**Assignment:** Each record, exactly as written, should be printed again.

**Data records:**
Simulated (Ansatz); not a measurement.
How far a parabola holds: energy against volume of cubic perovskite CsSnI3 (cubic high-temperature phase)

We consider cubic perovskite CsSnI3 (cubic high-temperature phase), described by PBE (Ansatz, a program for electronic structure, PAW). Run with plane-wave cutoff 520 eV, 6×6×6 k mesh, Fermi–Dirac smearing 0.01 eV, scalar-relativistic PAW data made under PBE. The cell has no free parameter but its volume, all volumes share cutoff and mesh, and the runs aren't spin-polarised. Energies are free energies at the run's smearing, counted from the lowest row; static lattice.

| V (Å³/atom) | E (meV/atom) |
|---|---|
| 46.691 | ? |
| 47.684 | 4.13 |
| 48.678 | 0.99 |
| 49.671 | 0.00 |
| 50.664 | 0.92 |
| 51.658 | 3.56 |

**Solution:**
Simulated (Ansatz); not a measurement.
How far a parabola holds: energy against volume of cubic perovskite CsSnI3 (cubic high-temperature phase)

We consider cubic perovskite CsSnI3 (cubic high-temperature phase), described by PBE (Ansatz, a program for electronic structure, PAW). Run with plane-wave cutoff 520 eV, 6×6×6 k mesh, Fermi–Dirac smearing 0.01 eV, scalar-relativistic PAW data made under PBE. The cell has no free parameter but its volume, all volumes share cutoff and mesh, and the runs aren't spin-polarised. Energies are free energies at the run's smearing, counted from the lowest row; static lattice.

| V (Å³/atom) | E (meV/atom) |
|---|---|
| 46.691 | ? |
| 47.684 | 4.13 |
| 48.678 | 0.99 |
| 49.671 | 0.00 |
| 50.664 | 0.92 |
| 51.658 | 3.56 |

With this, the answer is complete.